Dataset content >>

··········

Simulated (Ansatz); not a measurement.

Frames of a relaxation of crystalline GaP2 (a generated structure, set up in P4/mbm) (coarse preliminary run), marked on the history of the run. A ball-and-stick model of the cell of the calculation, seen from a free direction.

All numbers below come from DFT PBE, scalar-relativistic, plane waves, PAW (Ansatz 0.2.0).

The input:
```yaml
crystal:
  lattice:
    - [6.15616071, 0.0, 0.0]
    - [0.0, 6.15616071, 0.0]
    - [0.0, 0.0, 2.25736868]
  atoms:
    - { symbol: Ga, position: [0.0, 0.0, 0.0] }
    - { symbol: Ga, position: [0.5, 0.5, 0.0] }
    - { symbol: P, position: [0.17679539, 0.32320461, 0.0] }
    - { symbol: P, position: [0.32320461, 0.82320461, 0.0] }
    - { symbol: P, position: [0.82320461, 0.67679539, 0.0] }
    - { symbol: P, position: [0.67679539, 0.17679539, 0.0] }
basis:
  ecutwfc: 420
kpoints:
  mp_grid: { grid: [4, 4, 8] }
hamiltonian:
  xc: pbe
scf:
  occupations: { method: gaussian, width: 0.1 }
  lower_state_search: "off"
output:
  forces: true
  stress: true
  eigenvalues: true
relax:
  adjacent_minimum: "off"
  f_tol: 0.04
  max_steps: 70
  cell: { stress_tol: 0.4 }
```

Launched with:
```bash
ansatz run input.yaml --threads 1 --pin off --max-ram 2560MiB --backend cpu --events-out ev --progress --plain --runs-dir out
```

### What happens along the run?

··········

Work request >> All lines from the beginning of the entries through the line marked "Frames of a" are to be output exactly; nothing else belongs in the answer.

Result >>
Simulated (Ansatz); not a measurement.

Frames of a relaxation of crystalline GaP2 (a generated structure, set up in P4/mbm) (coarse preliminary run), marked on the history of the run. A ball-and-stick model of the cell of the calculation, seen from a free direction.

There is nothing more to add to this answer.